....

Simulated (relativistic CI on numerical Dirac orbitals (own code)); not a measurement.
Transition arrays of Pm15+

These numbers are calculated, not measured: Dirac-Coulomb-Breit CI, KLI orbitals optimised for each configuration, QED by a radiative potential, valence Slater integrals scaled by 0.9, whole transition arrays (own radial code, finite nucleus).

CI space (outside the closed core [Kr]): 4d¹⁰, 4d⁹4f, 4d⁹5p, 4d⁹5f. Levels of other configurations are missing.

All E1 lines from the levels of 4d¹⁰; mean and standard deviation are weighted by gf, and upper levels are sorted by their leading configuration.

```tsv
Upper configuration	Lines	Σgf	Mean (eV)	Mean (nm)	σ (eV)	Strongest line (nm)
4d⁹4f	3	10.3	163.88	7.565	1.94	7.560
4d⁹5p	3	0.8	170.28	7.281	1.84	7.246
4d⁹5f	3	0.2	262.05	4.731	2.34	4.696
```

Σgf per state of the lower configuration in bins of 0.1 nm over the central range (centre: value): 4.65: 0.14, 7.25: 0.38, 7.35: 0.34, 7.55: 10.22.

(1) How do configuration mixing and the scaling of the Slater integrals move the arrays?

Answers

....

Task item: Without any alteration, retype all of the material above.

Response area:
Simulated (relativistic CI on numerical Dirac orbitals (own code)); not a measurement.
Transition arrays of Pm15+

These numbers are calculated, not measured: Dirac-Coulomb-Breit CI, KLI orbitals optimised for each configuration, QED by a radiative potential, valence Slater integrals scaled by 0.9, whole transition arrays (own radial code, finite nucleus).

CI space (outside the closed core [Kr]): 4d¹⁰, 4d⁹4f, 4d⁹5p, 4d⁹5f. Levels of other configurations are missing.

All E1 lines from the levels of 4d¹⁰; mean and standard deviation are weighted by gf, and upper levels are sorted by their leading configuration.

```tsv
Upper configuration	Lines	Σgf	Mean (eV)	Mean (nm)	σ (eV)	Strongest line (nm)
4d⁹4f	3	10.3	163.88	7.565	1.94	7.560
4d⁹5p	3	0.8	170.28	7.281	1.84	7.246
4d⁹5f	3	0.2	262.05	4.731	2.34	4.696
```

Σgf per state of the lower configuration in bins of 0.1 nm over the central range (centre: value): 4.65: 0.14, 7.25: 0.38, 7.35: 0.34, 7.55: 10.22.

(1) How do configuration mixing and the scaling of the Slater integrals move the arrays?

Answers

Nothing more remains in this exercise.